Assigned task => Nothing in the records below may change; print them all exactly.

+++ Extracted data +++

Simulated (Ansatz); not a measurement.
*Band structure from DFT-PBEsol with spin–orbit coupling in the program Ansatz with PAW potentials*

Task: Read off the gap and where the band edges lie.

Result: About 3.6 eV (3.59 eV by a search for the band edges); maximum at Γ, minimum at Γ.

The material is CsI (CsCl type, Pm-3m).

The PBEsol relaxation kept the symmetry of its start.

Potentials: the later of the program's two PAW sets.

+++

Exercise output =>
Simulated (Ansatz); not a measurement.
*Band structure from DFT-PBEsol with spin–orbit coupling in the program Ansatz with PAW potentials*

Task: Read off the gap and where the band edges lie.

Result: About 3.6 eV (3.59 eV by a search for the band edges); maximum at Γ, minimum at Γ.

The material is CsI (CsCl type, Pm-3m).

The PBEsol relaxation kept the symmetry of its start.

Potentials: the later of the program's two PAW sets.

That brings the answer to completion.